**ACTION ITEM:**
Only one stretch of the data below is wanted: the lines starting at the one with "The starting structures" and ending at the one with "These are r2SCAN", both included, given again exactly.

── RECORD EXTRACTS

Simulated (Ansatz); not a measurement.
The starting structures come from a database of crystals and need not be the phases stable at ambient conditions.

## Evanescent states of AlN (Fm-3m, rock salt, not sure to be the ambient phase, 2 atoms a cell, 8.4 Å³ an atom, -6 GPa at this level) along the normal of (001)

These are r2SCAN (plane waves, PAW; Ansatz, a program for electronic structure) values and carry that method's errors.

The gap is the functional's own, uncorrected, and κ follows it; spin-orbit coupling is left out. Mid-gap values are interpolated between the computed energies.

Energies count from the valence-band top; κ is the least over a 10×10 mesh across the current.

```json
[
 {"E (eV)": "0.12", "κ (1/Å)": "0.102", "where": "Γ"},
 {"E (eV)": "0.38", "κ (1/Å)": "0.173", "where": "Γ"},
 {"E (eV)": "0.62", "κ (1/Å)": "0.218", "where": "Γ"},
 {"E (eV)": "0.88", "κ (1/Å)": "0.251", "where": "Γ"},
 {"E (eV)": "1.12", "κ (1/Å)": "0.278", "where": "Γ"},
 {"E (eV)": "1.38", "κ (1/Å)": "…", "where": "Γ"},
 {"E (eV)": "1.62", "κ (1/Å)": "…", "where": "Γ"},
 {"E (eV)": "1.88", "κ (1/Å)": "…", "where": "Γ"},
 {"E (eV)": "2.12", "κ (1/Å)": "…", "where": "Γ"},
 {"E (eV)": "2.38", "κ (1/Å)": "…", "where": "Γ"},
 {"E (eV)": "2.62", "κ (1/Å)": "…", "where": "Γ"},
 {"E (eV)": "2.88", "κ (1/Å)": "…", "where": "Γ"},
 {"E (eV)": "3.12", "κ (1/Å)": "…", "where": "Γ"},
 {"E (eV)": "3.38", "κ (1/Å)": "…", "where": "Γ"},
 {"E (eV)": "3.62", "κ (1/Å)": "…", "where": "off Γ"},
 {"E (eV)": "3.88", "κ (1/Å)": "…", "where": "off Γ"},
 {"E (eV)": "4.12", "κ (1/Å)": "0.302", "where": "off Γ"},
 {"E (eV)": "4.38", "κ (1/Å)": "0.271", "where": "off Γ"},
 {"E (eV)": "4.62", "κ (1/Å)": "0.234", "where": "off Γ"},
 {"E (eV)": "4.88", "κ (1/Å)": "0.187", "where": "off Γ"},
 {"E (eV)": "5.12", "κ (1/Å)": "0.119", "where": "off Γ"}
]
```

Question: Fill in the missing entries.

────

**WRITTEN ANSWER:**
The starting structures come from a database of crystals and need not be the phases stable at ambient conditions.

## Evanescent states of AlN (Fm-3m, rock salt, not sure to be the ambient phase, 2 atoms a cell, 8.4 Å³ an atom, -6 GPa at this level) along the normal of (001)

These are r2SCAN (plane waves, PAW; Ansatz, a program for electronic structure) values and carry that method's errors.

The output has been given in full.